**Work item:** Output all of the entries below precisely as written.

==== Records provided
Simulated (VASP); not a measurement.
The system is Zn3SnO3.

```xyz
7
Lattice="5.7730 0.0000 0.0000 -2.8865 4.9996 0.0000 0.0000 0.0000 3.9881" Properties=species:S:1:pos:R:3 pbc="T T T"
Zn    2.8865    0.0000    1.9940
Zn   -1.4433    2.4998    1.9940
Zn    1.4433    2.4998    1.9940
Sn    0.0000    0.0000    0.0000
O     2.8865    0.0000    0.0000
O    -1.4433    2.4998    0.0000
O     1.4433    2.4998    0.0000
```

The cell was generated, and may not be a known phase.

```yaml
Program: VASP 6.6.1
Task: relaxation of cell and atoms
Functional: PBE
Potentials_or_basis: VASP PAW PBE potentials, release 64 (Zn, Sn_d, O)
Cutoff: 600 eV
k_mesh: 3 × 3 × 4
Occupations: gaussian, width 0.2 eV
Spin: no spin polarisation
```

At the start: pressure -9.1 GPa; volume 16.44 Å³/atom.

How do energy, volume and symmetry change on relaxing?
========

**Exercise response:**
Simulated (VASP); not a measurement.
The system is Zn3SnO3.

```xyz
7
Lattice="5.7730 0.0000 0.0000 -2.8865 4.9996 0.0000 0.0000 0.0000 3.9881" Properties=species:S:1:pos:R:3 pbc="T T T"
Zn    2.8865    0.0000    1.9940
Zn   -1.4433    2.4998    1.9940
Zn    1.4433    2.4998    1.9940
Sn    0.0000    0.0000    0.0000
O     2.8865    0.0000    0.0000
O    -1.4433    2.4998    0.0000
O     1.4433    2.4998    0.0000
```

The cell was generated, and may not be a known phase.

```yaml
Program: VASP 6.6.1
Task: relaxation of cell and atoms
Functional: PBE
Potentials_or_basis: VASP PAW PBE potentials, release 64 (Zn, Sn_d, O)
Cutoff: 600 eV
k_mesh: 3 × 3 × 4
Occupations: gaussian, width 0.2 eV
Spin: no spin polarisation
```

At the start: pressure -9.1 GPa; volume 16.44 Å³/atom.

How do energy, volume and symmetry change on relaxing?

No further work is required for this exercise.